_INFORMATION SHOWN:_
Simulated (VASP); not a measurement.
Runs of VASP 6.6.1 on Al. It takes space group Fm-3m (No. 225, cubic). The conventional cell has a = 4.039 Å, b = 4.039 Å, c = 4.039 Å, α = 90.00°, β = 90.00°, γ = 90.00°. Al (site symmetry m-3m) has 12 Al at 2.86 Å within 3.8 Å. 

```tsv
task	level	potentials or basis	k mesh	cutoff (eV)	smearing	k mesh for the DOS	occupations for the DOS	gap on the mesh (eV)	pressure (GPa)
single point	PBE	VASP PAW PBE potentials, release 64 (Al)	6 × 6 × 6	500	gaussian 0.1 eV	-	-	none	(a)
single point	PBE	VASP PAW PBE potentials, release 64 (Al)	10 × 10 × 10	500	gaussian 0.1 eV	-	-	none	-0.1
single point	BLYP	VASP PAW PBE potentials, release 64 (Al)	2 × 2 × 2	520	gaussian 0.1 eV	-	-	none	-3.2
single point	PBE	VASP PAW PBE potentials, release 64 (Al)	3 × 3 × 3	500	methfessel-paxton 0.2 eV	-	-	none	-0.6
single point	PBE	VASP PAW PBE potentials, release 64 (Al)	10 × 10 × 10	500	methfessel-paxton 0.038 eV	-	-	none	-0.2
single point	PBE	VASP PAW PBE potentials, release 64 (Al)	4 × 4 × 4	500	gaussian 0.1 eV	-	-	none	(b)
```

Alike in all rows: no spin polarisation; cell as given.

_WORK REQUEST:_ Each record above should be set down again in its exact wording.

_EXERCISE ANSWER:_
Simulated (VASP); not a measurement.
Runs of VASP 6.6.1 on Al. It takes space group Fm-3m (No. 225, cubic). The conventional cell has a = 4.039 Å, b = 4.039 Å, c = 4.039 Å, α = 90.00°, β = 90.00°, γ = 90.00°. Al (site symmetry m-3m) has 12 Al at 2.86 Å within 3.8 Å. 

```tsv
task	level	potentials or basis	k mesh	cutoff (eV)	smearing	k mesh for the DOS	occupations for the DOS	gap on the mesh (eV)	pressure (GPa)
single point	PBE	VASP PAW PBE potentials, release 64 (Al)	6 × 6 × 6	500	gaussian 0.1 eV	-	-	none	(a)
single point	PBE	VASP PAW PBE potentials, release 64 (Al)	10 × 10 × 10	500	gaussian 0.1 eV	-	-	none	-0.1
single point	BLYP	VASP PAW PBE potentials, release 64 (Al)	2 × 2 × 2	520	gaussian 0.1 eV	-	-	none	-3.2
single point	PBE	VASP PAW PBE potentials, release 64 (Al)	3 × 3 × 3	500	methfessel-paxton 0.2 eV	-	-	none	-0.6
single point	PBE	VASP PAW PBE potentials, release 64 (Al)	10 × 10 × 10	500	methfessel-paxton 0.038 eV	-	-	none	-0.2
single point	PBE	VASP PAW PBE potentials, release 64 (Al)	4 × 4 × 4	500	gaussian 0.1 eV	-	-	none	(b)
```

Alike in all rows: no spin polarisation; cell as given.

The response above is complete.